Segment Open

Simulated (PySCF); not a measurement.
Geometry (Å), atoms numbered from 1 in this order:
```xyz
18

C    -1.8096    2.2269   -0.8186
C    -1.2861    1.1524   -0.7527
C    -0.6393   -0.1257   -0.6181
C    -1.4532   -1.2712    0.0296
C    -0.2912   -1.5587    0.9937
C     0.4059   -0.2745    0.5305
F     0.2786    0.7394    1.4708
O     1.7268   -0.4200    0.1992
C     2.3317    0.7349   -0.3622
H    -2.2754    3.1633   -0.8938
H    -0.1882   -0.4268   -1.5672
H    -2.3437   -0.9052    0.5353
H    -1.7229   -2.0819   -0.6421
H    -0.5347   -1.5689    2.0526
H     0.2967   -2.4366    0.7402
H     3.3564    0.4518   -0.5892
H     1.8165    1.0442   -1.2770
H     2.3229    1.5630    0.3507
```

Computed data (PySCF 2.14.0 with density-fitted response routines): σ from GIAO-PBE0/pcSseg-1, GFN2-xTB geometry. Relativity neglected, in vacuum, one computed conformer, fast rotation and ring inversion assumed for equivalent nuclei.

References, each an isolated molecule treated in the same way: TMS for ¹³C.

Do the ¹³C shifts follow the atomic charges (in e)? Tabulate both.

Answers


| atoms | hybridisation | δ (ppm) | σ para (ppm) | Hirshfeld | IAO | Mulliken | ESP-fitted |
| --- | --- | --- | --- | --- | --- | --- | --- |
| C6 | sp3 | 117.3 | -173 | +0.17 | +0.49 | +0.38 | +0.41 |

Segment Closed

> _Action item_:
Transcribe the material exactly, stopping after the "Mulliken | ESP-fitted |" line.

> _Answer box_:
Simulated (PySCF); not a measurement.
Geometry (Å), atoms numbered from 1 in this order:
```xyz
18

C    -1.8096    2.2269   -0.8186
C    -1.2861    1.1524   -0.7527
C    -0.6393   -0.1257   -0.6181
C    -1.4532   -1.2712    0.0296
C    -0.2912   -1.5587    0.9937
C     0.4059   -0.2745    0.5305
F     0.2786    0.7394    1.4708
O     1.7268   -0.4200    0.1992
C     2.3317    0.7349   -0.3622
H    -2.2754    3.1633   -0.8938
H    -0.1882   -0.4268   -1.5672
H    -2.3437   -0.9052    0.5353
H    -1.7229   -2.0819   -0.6421
H    -0.5347   -1.5689    2.0526
H     0.2967   -2.4366    0.7402
H     3.3564    0.4518   -0.5892
H     1.8165    1.0442   -1.2770
H     2.3229    1.5630    0.3507
```

Computed data (PySCF 2.14.0 with density-fitted response routines): σ from GIAO-PBE0/pcSseg-1, GFN2-xTB geometry. Relativity neglected, in vacuum, one computed conformer, fast rotation and ring inversion assumed for equivalent nuclei.

References, each an isolated molecule treated in the same way: TMS for ¹³C.

Do the ¹³C shifts follow the atomic charges (in e)? Tabulate both.

Answers


| atoms | hybridisation | δ (ppm) | σ para (ppm) | Hirshfeld | IAO | Mulliken | ESP-fitted |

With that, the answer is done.